Work item:
Print nothing but the lines below starting at the line that holds "- Band gap on" and ending at the line that holds "Run time: 54", including both, each exactly as written.

Supplied records:
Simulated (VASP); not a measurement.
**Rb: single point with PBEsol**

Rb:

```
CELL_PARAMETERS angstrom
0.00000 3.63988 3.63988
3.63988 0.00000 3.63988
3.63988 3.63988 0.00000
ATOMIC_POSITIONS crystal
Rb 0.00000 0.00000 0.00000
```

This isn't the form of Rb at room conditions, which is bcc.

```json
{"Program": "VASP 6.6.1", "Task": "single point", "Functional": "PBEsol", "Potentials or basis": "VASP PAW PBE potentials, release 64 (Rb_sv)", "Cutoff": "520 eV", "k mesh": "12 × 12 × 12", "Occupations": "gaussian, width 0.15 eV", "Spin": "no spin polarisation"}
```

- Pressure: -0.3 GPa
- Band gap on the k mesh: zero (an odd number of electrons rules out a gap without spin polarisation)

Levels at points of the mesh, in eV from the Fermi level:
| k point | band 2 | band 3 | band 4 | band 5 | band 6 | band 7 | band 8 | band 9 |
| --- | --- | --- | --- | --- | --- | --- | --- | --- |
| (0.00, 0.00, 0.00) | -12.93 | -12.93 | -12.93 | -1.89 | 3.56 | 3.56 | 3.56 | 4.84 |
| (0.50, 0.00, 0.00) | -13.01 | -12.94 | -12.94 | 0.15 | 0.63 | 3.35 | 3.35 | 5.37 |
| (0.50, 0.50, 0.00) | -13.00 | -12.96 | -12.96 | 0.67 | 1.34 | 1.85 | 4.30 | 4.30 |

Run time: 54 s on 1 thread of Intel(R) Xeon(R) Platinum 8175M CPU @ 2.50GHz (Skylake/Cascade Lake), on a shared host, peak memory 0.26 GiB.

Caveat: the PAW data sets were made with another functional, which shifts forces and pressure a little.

Task result:
- Band gap on the k mesh: zero (an odd number of electrons rules out a gap without spin polarisation)

Levels at points of the mesh, in eV from the Fermi level:
| k point | band 2 | band 3 | band 4 | band 5 | band 6 | band 7 | band 8 | band 9 |
| --- | --- | --- | --- | --- | --- | --- | --- | --- |
| (0.00, 0.00, 0.00) | -12.93 | -12.93 | -12.93 | -1.89 | 3.56 | 3.56 | 3.56 | 4.84 |
| (0.50, 0.00, 0.00) | -13.01 | -12.94 | -12.94 | 0.15 | 0.63 | 3.35 | 3.35 | 5.37 |
| (0.50, 0.50, 0.00) | -13.00 | -12.96 | -12.96 | 0.67 | 1.34 | 1.85 | 4.30 | 4.30 |

Run time: 54 s on 1 thread of Intel(R) Xeon(R) Platinum 8175M CPU @ 2.50GHz (Skylake/Cascade Lake), on a shared host, peak memory 0.26 GiB.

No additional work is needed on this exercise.